- Work request
Every line from the one containing "0.0124 | 191 |" to the one containing "Chosen: 13 × 13 × 13." in the records below, both included, must be set down exactly, and no other line.

- Dataset records
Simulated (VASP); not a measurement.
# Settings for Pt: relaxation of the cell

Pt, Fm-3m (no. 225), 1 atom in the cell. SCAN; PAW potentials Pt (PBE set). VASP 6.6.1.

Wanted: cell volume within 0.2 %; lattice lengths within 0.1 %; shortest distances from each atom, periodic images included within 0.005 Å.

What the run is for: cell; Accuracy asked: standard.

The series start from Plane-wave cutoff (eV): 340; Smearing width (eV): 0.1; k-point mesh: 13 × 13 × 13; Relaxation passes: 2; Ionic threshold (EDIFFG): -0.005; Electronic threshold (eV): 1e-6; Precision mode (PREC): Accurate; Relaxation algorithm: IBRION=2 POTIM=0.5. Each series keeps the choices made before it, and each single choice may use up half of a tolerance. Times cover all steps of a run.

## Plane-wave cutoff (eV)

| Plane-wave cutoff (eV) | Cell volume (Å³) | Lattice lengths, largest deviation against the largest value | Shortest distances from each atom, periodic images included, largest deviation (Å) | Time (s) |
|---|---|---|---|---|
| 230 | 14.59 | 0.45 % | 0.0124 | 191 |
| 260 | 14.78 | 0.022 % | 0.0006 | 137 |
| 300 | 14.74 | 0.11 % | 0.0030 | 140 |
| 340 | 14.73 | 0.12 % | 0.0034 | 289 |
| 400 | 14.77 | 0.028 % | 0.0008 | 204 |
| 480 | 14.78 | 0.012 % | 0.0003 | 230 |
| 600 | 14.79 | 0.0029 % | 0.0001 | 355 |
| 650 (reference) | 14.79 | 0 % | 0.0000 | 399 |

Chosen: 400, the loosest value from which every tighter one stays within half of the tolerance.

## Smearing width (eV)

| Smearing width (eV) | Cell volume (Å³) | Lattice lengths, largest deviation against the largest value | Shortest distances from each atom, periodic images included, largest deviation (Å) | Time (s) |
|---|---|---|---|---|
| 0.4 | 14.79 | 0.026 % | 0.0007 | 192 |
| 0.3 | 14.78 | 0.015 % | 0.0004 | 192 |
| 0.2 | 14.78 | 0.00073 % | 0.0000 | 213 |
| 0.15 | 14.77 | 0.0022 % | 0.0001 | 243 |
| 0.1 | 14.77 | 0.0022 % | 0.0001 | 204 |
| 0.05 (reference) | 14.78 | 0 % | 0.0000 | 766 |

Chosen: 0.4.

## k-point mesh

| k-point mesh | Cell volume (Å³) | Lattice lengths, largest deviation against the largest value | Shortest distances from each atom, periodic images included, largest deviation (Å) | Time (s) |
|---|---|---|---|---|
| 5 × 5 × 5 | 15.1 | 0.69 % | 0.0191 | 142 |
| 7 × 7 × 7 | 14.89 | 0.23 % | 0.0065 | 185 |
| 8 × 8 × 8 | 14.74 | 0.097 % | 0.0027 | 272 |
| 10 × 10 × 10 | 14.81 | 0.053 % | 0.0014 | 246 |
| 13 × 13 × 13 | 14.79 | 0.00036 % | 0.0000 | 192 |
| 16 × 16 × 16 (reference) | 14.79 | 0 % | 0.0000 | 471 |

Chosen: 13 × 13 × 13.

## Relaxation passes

- Answer area
| 230 | 14.59 | 0.45 % | 0.0124 | 191 |
| 260 | 14.78 | 0.022 % | 0.0006 | 137 |
| 300 | 14.74 | 0.11 % | 0.0030 | 140 |
| 340 | 14.73 | 0.12 % | 0.0034 | 289 |
| 400 | 14.77 | 0.028 % | 0.0008 | 204 |
| 480 | 14.78 | 0.012 % | 0.0003 | 230 |
| 600 | 14.79 | 0.0029 % | 0.0001 | 355 |
| 650 (reference) | 14.79 | 0 % | 0.0000 | 399 |

Chosen: 400, the loosest value from which every tighter one stays within half of the tolerance.

## Smearing width (eV)

| Smearing width (eV) | Cell volume (Å³) | Lattice lengths, largest deviation against the largest value | Shortest distances from each atom, periodic images included, largest deviation (Å) | Time (s) |
|---|---|---|---|---|
| 0.4 | 14.79 | 0.026 % | 0.0007 | 192 |
| 0.3 | 14.78 | 0.015 % | 0.0004 | 192 |
| 0.2 | 14.78 | 0.00073 % | 0.0000 | 213 |
| 0.15 | 14.77 | 0.0022 % | 0.0001 | 243 |
| 0.1 | 14.77 | 0.0022 % | 0.0001 | 204 |
| 0.05 (reference) | 14.78 | 0 % | 0.0000 | 766 |

Chosen: 0.4.

## k-point mesh

| k-point mesh | Cell volume (Å³) | Lattice lengths, largest deviation against the largest value | Shortest distances from each atom, periodic images included, largest deviation (Å) | Time (s) |
|---|---|---|---|---|
| 5 × 5 × 5 | 15.1 | 0.69 % | 0.0191 | 142 |
| 7 × 7 × 7 | 14.89 | 0.23 % | 0.0065 | 185 |
| 8 × 8 × 8 | 14.74 | 0.097 % | 0.0027 | 272 |
| 10 × 10 × 10 | 14.81 | 0.053 % | 0.0014 | 246 |
| 13 × 13 × 13 | 14.79 | 0.00036 % | 0.0000 | 192 |
| 16 × 16 × 16 (reference) | 14.79 | 0 % | 0.0000 | 471 |

Chosen: 13 × 13 × 13.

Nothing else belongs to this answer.